====== Recorded information ======

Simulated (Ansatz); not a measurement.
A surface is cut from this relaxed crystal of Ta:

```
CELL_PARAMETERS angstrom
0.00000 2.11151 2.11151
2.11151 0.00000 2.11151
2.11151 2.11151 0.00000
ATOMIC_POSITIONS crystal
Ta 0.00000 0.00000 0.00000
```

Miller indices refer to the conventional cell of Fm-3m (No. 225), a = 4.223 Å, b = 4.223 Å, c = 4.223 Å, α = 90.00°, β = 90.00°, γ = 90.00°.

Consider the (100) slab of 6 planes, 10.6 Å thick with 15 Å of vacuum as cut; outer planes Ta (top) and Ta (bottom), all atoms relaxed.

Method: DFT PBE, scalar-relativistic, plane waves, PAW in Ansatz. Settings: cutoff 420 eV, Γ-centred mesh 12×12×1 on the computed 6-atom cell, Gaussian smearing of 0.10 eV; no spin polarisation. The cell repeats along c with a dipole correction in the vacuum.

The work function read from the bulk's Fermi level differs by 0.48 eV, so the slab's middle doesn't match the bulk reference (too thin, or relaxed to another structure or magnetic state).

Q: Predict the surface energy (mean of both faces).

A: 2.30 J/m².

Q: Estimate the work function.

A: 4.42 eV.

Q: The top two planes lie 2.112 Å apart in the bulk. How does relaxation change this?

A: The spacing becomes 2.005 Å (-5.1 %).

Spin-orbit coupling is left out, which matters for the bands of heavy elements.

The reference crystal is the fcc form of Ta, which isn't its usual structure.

======

• **Work task**:
Print only the lines that run from the start of the listing to the line bearing "Consider the (100)"; please keep the first line and that last one, exactly as they appear.

• **Task solution**:
Simulated (Ansatz); not a measurement.
A surface is cut from this relaxed crystal of Ta:

```
CELL_PARAMETERS angstrom
0.00000 2.11151 2.11151
2.11151 0.00000 2.11151
2.11151 2.11151 0.00000
ATOMIC_POSITIONS crystal
Ta 0.00000 0.00000 0.00000
```

Miller indices refer to the conventional cell of Fm-3m (No. 225), a = 4.223 Å, b = 4.223 Å, c = 4.223 Å, α = 90.00°, β = 90.00°, γ = 90.00°.

Consider the (100) slab of 6 planes, 10.6 Å thick with 15 Å of vacuum as cut; outer planes Ta (top) and Ta (bottom), all atoms relaxed.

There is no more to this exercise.